● **Entries supplied**
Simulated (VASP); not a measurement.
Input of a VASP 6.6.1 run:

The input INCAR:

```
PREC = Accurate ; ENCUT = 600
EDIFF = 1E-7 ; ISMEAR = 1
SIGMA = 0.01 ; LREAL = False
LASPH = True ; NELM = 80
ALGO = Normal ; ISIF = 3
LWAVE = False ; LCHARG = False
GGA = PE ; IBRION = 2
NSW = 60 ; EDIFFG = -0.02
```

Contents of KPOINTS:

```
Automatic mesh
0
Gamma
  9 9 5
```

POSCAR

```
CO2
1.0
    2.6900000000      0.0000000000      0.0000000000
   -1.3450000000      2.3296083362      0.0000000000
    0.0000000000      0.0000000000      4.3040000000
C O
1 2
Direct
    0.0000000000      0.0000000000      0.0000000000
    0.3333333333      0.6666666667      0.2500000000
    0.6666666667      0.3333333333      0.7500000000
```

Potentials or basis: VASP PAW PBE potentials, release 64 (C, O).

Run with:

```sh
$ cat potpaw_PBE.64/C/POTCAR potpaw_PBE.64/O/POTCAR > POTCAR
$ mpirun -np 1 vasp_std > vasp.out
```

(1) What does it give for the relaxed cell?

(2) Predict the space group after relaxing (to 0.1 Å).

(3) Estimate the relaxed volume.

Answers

● **Work order**
Your task is to return the full listing exactly as it was given.

● **Written response**
Simulated (VASP); not a measurement.
Input of a VASP 6.6.1 run:

The input INCAR:

```
PREC = Accurate ; ENCUT = 600
EDIFF = 1E-7 ; ISMEAR = 1
SIGMA = 0.01 ; LREAL = False
LASPH = True ; NELM = 80
ALGO = Normal ; ISIF = 3
LWAVE = False ; LCHARG = False
GGA = PE ; IBRION = 2
NSW = 60 ; EDIFFG = -0.02
```

Contents of KPOINTS:

```
Automatic mesh
0
Gamma
  9 9 5
```

POSCAR

```
CO2
1.0
    2.6900000000      0.0000000000      0.0000000000
   -1.3450000000      2.3296083362      0.0000000000
    0.0000000000      0.0000000000      4.3040000000
C O
1 2
Direct
    0.0000000000      0.0000000000      0.0000000000
    0.3333333333      0.6666666667      0.2500000000
    0.6666666667      0.3333333333      0.7500000000
```

Potentials or basis: VASP PAW PBE potentials, release 64 (C, O).

Run with:

```sh
$ cat potpaw_PBE.64/C/POTCAR potpaw_PBE.64/O/POTCAR > POTCAR
$ mpirun -np 1 vasp_std > vasp.out
```

(1) What does it give for the relaxed cell?

(2) Predict the space group after relaxing (to 0.1 Å).

(3) Estimate the relaxed volume.

Answers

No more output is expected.